» **Assignment**:
Return the material exactly. Every line must stay as it is.

» **Input data**:
>>>>

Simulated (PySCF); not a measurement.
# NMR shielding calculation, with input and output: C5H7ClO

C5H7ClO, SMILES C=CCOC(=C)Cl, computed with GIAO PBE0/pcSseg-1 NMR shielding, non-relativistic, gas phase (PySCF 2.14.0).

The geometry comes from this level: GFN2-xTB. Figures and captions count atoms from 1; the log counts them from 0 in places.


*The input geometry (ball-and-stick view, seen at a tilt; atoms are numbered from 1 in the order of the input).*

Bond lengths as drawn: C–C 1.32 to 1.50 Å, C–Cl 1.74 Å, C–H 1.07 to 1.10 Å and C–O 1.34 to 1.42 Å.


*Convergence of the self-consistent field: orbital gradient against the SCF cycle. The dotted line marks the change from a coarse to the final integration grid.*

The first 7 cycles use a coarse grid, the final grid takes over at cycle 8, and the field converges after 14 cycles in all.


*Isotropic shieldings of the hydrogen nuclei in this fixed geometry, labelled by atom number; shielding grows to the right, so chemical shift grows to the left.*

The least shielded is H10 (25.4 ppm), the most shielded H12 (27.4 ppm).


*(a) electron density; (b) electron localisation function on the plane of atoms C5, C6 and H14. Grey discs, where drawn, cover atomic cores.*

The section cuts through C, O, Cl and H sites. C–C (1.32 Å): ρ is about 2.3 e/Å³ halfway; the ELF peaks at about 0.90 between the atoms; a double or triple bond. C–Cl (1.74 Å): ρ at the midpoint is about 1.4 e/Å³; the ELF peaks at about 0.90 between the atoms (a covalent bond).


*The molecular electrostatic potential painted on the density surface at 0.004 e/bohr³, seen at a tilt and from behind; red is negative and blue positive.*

<<<<

» **Answer space**:
Simulated (PySCF); not a measurement.
# NMR shielding calculation, with input and output: C5H7ClO

C5H7ClO, SMILES C=CCOC(=C)Cl, computed with GIAO PBE0/pcSseg-1 NMR shielding, non-relativistic, gas phase (PySCF 2.14.0).

The geometry comes from this level: GFN2-xTB. Figures and captions count atoms from 1; the log counts them from 0 in places.


*The input geometry (ball-and-stick view, seen at a tilt; atoms are numbered from 1 in the order of the input).*

Bond lengths as drawn: C–C 1.32 to 1.50 Å, C–Cl 1.74 Å, C–H 1.07 to 1.10 Å and C–O 1.34 to 1.42 Å.


*Convergence of the self-consistent field: orbital gradient against the SCF cycle. The dotted line marks the change from a coarse to the final integration grid.*

The first 7 cycles use a coarse grid, the final grid takes over at cycle 8, and the field converges after 14 cycles in all.


*Isotropic shieldings of the hydrogen nuclei in this fixed geometry, labelled by atom number; shielding grows to the right, so chemical shift grows to the left.*

The least shielded is H10 (25.4 ppm), the most shielded H12 (27.4 ppm).


*(a) electron density; (b) electron localisation function on the plane of atoms C5, C6 and H14. Grey discs, where drawn, cover atomic cores.*

The section cuts through C, O, Cl and H sites. C–C (1.32 Å): ρ is about 2.3 e/Å³ halfway; the ELF peaks at about 0.90 between the atoms; a double or triple bond. C–Cl (1.74 Å): ρ at the midpoint is about 1.4 e/Å³; the ELF peaks at about 0.90 between the atoms (a covalent bond).


*The molecular electrostatic potential painted on the density surface at 0.004 e/bohr³, seen at a tilt and from behind; red is negative and blue positive.*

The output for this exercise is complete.